• [Provided data]:
==*==

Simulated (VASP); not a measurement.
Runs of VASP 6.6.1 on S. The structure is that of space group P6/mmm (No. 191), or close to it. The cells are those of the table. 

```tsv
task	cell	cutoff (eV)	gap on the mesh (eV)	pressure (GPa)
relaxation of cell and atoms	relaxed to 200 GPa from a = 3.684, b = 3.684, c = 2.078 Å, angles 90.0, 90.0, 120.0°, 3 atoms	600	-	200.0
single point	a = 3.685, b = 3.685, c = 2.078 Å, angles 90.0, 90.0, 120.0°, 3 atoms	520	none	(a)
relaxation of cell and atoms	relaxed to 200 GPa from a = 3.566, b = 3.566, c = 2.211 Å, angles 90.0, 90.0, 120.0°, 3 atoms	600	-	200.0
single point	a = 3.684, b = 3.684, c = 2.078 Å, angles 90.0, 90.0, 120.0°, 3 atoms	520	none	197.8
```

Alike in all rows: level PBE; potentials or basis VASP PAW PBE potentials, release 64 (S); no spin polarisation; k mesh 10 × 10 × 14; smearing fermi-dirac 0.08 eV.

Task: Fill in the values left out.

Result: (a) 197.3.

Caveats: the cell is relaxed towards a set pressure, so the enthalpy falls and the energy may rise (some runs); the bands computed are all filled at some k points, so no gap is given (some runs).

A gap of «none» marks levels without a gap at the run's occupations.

==*==

• [Action item]: Send back an exact copy of only the lines from the line with "Result: (a) 197.3." up to and including the line with "Caveats: the cell" in the data above.

• [Answer box]:
Result: (a) 197.3.

Caveats: the cell is relaxed towards a set pressure, so the enthalpy falls and the energy may rise (some runs); the bands computed are all filled at some k points, so no gap is given (some runs).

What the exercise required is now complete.